Everything from the top of the data below through the line with "With cell and" should be duplicated exactly, and nothing past it.

___ ENTRIES SUPPLIED ___

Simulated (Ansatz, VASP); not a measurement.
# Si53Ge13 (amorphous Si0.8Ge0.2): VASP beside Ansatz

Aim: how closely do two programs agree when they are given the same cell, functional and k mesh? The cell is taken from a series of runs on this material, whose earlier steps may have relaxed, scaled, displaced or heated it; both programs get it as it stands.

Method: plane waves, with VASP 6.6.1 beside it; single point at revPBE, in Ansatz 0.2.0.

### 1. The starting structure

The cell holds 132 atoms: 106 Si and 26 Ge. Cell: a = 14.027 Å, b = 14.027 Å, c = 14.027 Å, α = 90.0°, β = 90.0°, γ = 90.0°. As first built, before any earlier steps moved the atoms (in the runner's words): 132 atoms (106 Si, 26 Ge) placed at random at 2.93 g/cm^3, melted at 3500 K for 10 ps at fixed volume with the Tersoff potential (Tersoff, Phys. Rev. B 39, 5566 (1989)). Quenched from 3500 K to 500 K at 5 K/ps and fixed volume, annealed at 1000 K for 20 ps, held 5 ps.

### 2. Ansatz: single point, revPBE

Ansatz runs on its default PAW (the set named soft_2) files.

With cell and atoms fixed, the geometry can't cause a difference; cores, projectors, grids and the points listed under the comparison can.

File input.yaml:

___

# WRITTEN RESPONSE
Simulated (Ansatz, VASP); not a measurement.
# Si53Ge13 (amorphous Si0.8Ge0.2): VASP beside Ansatz

Aim: how closely do two programs agree when they are given the same cell, functional and k mesh? The cell is taken from a series of runs on this material, whose earlier steps may have relaxed, scaled, displaced or heated it; both programs get it as it stands.

Method: plane waves, with VASP 6.6.1 beside it; single point at revPBE, in Ansatz 0.2.0.

### 1. The starting structure

The cell holds 132 atoms: 106 Si and 26 Ge. Cell: a = 14.027 Å, b = 14.027 Å, c = 14.027 Å, α = 90.0°, β = 90.0°, γ = 90.0°. As first built, before any earlier steps moved the atoms (in the runner's words): 132 atoms (106 Si, 26 Ge) placed at random at 2.93 g/cm^3, melted at 3500 K for 10 ps at fixed volume with the Tersoff potential (Tersoff, Phys. Rev. B 39, 5566 (1989)). Quenched from 3500 K to 500 K at 5 K/ps and fixed volume, annealed at 1000 K for 20 ps, held 5 ps.

### 2. Ansatz: single point, revPBE

Ansatz runs on its default PAW (the set named soft_2) files.

With cell and atoms fixed, the geometry can't cause a difference; cores, projectors, grids and the points listed under the comparison can.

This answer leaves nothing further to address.